_DATA FOR ANALYSIS_
=====
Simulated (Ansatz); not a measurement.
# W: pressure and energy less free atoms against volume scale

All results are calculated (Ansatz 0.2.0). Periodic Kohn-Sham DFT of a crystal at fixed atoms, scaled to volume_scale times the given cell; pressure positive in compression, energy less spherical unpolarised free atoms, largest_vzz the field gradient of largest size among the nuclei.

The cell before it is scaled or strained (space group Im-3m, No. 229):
=====

_ASSIGNMENT_
Give the whole listing again, character for character.

_EXERCISE RESPONSE_
Simulated (Ansatz); not a measurement.
# W: pressure and energy less free atoms against volume scale

All results are calculated (Ansatz 0.2.0). Periodic Kohn-Sham DFT of a crystal at fixed atoms, scaled to volume_scale times the given cell; pressure positive in compression, energy less spherical unpolarised free atoms, largest_vzz the field gradient of largest size among the nuclei.

The cell before it is scaled or strained (space group Im-3m, No. 229):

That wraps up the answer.